• [Action item] From the records below, transcribe only the lines running from the one with "by core time**" through the one with "Measurements of this". Keep both of those end lines.

*** Opening of Given information ***
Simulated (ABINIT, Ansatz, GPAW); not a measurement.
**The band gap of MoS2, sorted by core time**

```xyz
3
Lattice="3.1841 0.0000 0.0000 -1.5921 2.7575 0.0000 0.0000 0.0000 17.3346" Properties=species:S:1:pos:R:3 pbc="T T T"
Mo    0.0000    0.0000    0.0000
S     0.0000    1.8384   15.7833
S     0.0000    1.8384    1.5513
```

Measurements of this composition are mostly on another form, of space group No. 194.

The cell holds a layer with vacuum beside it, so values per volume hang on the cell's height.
*** Close of Given information ***

• [Solution]
**The band gap of MoS2, sorted by core time**

```xyz
3
Lattice="3.1841 0.0000 0.0000 -1.5921 2.7575 0.0000 0.0000 0.0000 17.3346" Properties=species:S:1:pos:R:3 pbc="T T T"
Mo    0.0000    0.0000    0.0000
S     0.0000    1.8384   15.7833
S     0.0000    1.8384    1.5513
```

Measurements of this composition are mostly on another form, of space group No. 194.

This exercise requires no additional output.